▶ **Work request**
Starting at the line containing "C (J/(mol K)) |" and ending at the line containing "(3) Sackur–Tetrode with", print every line of the material below exactly, both ends included, and stop there.

▶ **Entries supplied**
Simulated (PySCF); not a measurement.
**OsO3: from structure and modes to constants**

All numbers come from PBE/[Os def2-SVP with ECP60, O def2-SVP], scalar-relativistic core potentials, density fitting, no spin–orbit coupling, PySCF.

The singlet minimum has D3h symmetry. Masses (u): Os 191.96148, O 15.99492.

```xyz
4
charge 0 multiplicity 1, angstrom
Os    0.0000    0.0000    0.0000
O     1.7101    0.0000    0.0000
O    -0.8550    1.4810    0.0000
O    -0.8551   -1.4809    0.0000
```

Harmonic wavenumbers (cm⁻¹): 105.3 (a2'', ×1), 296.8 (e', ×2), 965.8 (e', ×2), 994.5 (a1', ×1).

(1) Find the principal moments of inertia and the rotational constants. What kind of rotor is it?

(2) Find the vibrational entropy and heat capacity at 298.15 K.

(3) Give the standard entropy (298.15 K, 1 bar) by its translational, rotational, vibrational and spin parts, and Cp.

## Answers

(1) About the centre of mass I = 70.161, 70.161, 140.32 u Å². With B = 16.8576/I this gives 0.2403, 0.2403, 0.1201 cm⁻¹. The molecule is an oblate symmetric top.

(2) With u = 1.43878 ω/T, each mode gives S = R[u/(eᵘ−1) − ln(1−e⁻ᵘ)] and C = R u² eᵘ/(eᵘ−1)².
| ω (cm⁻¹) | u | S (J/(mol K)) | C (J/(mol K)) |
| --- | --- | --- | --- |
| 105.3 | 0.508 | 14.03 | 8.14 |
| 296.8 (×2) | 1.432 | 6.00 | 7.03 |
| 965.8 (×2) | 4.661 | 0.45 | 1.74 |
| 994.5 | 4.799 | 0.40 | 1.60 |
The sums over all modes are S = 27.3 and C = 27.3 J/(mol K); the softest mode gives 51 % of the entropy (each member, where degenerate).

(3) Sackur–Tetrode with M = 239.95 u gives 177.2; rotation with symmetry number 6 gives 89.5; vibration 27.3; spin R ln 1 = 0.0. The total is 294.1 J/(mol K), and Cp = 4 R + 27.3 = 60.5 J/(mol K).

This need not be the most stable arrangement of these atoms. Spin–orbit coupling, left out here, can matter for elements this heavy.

▶ **Problem solution**
| ω (cm⁻¹) | u | S (J/(mol K)) | C (J/(mol K)) |
| --- | --- | --- | --- |
| 105.3 | 0.508 | 14.03 | 8.14 |
| 296.8 (×2) | 1.432 | 6.00 | 7.03 |
| 965.8 (×2) | 4.661 | 0.45 | 1.74 |
| 994.5 | 4.799 | 0.40 | 1.60 |
The sums over all modes are S = 27.3 and C = 27.3 J/(mol K); the softest mode gives 51 % of the entropy (each member, where degenerate).

(3) Sackur–Tetrode with M = 239.95 u gives 177.2; rotation with symmetry number 6 gives 89.5; vibration 27.3; spin R ln 1 = 0.0. The total is 294.1 J/(mol K), and Cp = 4 R + 27.3 = 60.5 J/(mol K).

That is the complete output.